_Work request:_ Write out the following listing in full, exactly as it reads.

_Extracted data:_
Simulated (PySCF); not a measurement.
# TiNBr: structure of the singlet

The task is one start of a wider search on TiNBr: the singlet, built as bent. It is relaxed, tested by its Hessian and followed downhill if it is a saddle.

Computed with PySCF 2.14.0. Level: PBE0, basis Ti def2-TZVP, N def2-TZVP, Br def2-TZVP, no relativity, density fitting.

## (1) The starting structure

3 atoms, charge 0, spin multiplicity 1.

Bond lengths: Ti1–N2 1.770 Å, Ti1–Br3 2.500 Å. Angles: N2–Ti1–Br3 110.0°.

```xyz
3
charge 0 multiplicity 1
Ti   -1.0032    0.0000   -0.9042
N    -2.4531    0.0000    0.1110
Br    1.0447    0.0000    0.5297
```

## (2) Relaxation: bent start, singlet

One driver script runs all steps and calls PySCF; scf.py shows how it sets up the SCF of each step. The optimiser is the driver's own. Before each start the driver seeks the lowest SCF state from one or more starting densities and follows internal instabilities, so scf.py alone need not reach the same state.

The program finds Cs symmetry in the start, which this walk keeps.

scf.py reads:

_Written solution:_
Simulated (PySCF); not a measurement.
# TiNBr: structure of the singlet

The task is one start of a wider search on TiNBr: the singlet, built as bent. It is relaxed, tested by its Hessian and followed downhill if it is a saddle.

Computed with PySCF 2.14.0. Level: PBE0, basis Ti def2-TZVP, N def2-TZVP, Br def2-TZVP, no relativity, density fitting.

## (1) The starting structure

3 atoms, charge 0, spin multiplicity 1.

Bond lengths: Ti1–N2 1.770 Å, Ti1–Br3 2.500 Å. Angles: N2–Ti1–Br3 110.0°.

```xyz
3
charge 0 multiplicity 1
Ti   -1.0032    0.0000   -0.9042
N    -2.4531    0.0000    0.1110
Br    1.0447    0.0000    0.5297
```

## (2) Relaxation: bent start, singlet

One driver script runs all steps and calls PySCF; scf.py shows how it sets up the SCF of each step. The optimiser is the driver's own. Before each start the driver seeks the lowest SCF state from one or more starting densities and follows internal instabilities, so scf.py alone need not reach the same state.

The program finds Cs symmetry in the start, which this walk keeps.

scf.py reads:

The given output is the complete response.